**Entries shown:**
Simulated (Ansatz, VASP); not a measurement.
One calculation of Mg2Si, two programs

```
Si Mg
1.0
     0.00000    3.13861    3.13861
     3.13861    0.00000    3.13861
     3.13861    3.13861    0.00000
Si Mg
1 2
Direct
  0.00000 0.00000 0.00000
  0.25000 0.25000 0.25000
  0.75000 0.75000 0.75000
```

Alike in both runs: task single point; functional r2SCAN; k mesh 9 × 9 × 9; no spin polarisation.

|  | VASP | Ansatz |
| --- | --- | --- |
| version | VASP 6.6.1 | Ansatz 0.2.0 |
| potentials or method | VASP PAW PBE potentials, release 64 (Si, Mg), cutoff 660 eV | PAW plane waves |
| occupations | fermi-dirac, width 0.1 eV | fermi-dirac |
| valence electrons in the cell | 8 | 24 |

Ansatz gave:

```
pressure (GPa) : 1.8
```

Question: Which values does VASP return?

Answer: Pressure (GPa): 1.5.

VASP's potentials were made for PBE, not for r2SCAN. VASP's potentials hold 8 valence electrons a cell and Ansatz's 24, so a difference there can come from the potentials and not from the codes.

**Work order:**
Word for word, set down the lines from the beginning of the records through the line that holds "Answer: Pressure (GPa): 1.5.". Leave out the rest.

**Solution:**
Simulated (Ansatz, VASP); not a measurement.
One calculation of Mg2Si, two programs

```
Si Mg
1.0
     0.00000    3.13861    3.13861
     3.13861    0.00000    3.13861
     3.13861    3.13861    0.00000
Si Mg
1 2
Direct
  0.00000 0.00000 0.00000
  0.25000 0.25000 0.25000
  0.75000 0.75000 0.75000
```

Alike in both runs: task single point; functional r2SCAN; k mesh 9 × 9 × 9; no spin polarisation.

|  | VASP | Ansatz |
| --- | --- | --- |
| version | VASP 6.6.1 | Ansatz 0.2.0 |
| potentials or method | VASP PAW PBE potentials, release 64 (Si, Mg), cutoff 660 eV | PAW plane waves |
| occupations | fermi-dirac, width 0.1 eV | fermi-dirac |
| valence electrons in the cell | 8 | 24 |

Ansatz gave:

```
pressure (GPa) : 1.8
```

Question: Which values does VASP return?

Answer: Pressure (GPa): 1.5.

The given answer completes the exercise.